_ACTION ITEM_
The span to repeat in the listing below runs from the line containing "1.0408 | -0.3100 |" to the line containing "(1) Which contacts", inclusive. Repeat it exactly, and only it.

_SUPPLIED MATERIAL_

· · · · · · ·

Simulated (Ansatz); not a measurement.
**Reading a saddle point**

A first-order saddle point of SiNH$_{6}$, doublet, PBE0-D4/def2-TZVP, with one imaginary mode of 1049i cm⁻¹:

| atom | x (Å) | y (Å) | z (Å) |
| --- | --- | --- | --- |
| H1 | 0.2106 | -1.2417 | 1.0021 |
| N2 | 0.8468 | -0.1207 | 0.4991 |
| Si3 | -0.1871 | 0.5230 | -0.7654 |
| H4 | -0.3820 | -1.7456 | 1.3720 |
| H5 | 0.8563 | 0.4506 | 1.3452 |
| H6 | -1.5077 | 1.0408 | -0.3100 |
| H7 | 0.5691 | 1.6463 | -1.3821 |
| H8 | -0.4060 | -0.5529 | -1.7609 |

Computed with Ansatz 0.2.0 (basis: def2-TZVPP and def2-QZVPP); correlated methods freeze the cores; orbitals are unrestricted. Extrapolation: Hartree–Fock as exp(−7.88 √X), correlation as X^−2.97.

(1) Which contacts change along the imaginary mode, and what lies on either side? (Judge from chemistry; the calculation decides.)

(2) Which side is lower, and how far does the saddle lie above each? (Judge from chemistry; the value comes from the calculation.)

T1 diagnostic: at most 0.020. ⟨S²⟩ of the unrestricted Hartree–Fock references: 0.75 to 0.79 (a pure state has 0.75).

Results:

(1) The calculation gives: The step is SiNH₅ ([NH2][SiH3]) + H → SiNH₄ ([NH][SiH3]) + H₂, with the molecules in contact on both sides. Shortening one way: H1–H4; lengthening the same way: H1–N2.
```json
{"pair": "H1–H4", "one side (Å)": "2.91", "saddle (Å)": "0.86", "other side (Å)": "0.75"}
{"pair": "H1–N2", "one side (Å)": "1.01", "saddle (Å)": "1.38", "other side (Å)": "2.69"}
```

· · · · · · ·

_EXERCISE RESPONSE_
| H6 | -1.5077 | 1.0408 | -0.3100 |
| H7 | 0.5691 | 1.6463 | -1.3821 |
| H8 | -0.4060 | -0.5529 | -1.7609 |

Computed with Ansatz 0.2.0 (basis: def2-TZVPP and def2-QZVPP); correlated methods freeze the cores; orbitals are unrestricted. Extrapolation: Hartree–Fock as exp(−7.88 √X), correlation as X^−2.97.

(1) Which contacts change along the imaginary mode, and what lies on either side? (Judge from chemistry; the calculation decides.)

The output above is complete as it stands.